> [Study material]:
◇ ◇ ◇ ◇ ◇

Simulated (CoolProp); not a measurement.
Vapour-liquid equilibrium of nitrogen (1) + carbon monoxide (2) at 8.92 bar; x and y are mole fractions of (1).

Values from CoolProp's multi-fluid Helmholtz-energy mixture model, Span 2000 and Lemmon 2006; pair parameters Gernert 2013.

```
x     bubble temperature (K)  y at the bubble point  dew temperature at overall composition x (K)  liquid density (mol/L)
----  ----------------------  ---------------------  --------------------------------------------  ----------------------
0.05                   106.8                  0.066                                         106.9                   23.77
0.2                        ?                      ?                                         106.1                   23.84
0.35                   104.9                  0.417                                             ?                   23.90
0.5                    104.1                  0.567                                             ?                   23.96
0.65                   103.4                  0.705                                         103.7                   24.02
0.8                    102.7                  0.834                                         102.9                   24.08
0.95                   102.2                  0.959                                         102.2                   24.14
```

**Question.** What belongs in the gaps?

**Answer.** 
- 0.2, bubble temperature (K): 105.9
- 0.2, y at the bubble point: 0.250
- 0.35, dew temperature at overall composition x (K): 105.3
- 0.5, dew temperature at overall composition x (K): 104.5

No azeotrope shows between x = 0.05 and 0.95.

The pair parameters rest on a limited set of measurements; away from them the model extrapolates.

◇ ◇ ◇ ◇ ◇

> [Work order]:
Take the entries above and return only the lines from the one with "Values from CoolProp's" to the one with "No azeotrope shows between x = 0.05 and 0.95.", both included, unchanged.

> [Task solution]:
Values from CoolProp's multi-fluid Helmholtz-energy mixture model, Span 2000 and Lemmon 2006; pair parameters Gernert 2013.

```
x     bubble temperature (K)  y at the bubble point  dew temperature at overall composition x (K)  liquid density (mol/L)
----  ----------------------  ---------------------  --------------------------------------------  ----------------------
0.05                   106.8                  0.066                                         106.9                   23.77
0.2                        ?                      ?                                         106.1                   23.84
0.35                   104.9                  0.417                                             ?                   23.90
0.5                    104.1                  0.567                                             ?                   23.96
0.65                   103.4                  0.705                                         103.7                   24.02
0.8                    102.7                  0.834                                         102.9                   24.08
0.95                   102.2                  0.959                                         102.2                   24.14
```

**Question.** What belongs in the gaps?

**Answer.** 
- 0.2, bubble temperature (K): 105.9
- 0.2, y at the bubble point: 0.250
- 0.35, dew temperature at overall composition x (K): 105.3
- 0.5, dew temperature at overall composition x (K): 104.5

No azeotrope shows between x = 0.05 and 0.95.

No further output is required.